* **WORK ORDER**
Word for word, copy out the records given below.

* **THE DATA**
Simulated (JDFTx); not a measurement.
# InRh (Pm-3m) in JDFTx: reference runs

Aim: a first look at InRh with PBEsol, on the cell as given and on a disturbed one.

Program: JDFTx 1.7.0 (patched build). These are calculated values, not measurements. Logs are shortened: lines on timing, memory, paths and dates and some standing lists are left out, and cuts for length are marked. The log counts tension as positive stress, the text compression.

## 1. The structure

* **SOLUTION**
Simulated (JDFTx); not a measurement.
# InRh (Pm-3m) in JDFTx: reference runs

Aim: a first look at InRh with PBEsol, on the cell as given and on a disturbed one.

Program: JDFTx 1.7.0 (patched build). These are calculated values, not measurements. Logs are shortened: lines on timing, memory, paths and dates and some standing lists are left out, and cuts for length are marked. The log counts tension as positive stress, the text compression.

## 1. The structure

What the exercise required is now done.